[STORED DATA — start]
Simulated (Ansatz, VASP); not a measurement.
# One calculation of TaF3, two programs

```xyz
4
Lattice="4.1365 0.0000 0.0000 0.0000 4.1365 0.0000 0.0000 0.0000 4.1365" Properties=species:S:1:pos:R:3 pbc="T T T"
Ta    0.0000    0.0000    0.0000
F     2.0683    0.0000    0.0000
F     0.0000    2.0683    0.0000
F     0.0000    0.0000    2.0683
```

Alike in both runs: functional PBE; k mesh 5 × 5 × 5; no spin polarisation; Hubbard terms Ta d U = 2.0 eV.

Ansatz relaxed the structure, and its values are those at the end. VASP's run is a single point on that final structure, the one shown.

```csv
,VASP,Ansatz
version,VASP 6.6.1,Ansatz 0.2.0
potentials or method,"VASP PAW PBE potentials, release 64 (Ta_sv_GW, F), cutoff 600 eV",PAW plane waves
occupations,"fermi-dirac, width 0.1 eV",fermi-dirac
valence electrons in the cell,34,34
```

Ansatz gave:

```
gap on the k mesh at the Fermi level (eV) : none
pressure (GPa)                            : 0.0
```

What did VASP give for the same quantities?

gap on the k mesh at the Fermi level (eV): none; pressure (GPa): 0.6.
[STORED DATA — finish]

● **ASSIGNMENT**: Print the listing above in full, exactly as it is.

● **EXERCISE ANSWER**:
Simulated (Ansatz, VASP); not a measurement.
# One calculation of TaF3, two programs

```xyz
4
Lattice="4.1365 0.0000 0.0000 0.0000 4.1365 0.0000 0.0000 0.0000 4.1365" Properties=species:S:1:pos:R:3 pbc="T T T"
Ta    0.0000    0.0000    0.0000
F     2.0683    0.0000    0.0000
F     0.0000    2.0683    0.0000
F     0.0000    0.0000    2.0683
```

Alike in both runs: functional PBE; k mesh 5 × 5 × 5; no spin polarisation; Hubbard terms Ta d U = 2.0 eV.

Ansatz relaxed the structure, and its values are those at the end. VASP's run is a single point on that final structure, the one shown.

```csv
,VASP,Ansatz
version,VASP 6.6.1,Ansatz 0.2.0
potentials or method,"VASP PAW PBE potentials, release 64 (Ta_sv_GW, F), cutoff 600 eV",PAW plane waves
occupations,"fermi-dirac, width 0.1 eV",fermi-dirac
valence electrons in the cell,34,34
```

Ansatz gave:

```
gap on the k mesh at the Fermi level (eV) : none
pressure (GPa)                            : 0.0
```

What did VASP give for the same quantities?

gap on the k mesh at the Fermi level (eV): none; pressure (GPa): 0.6.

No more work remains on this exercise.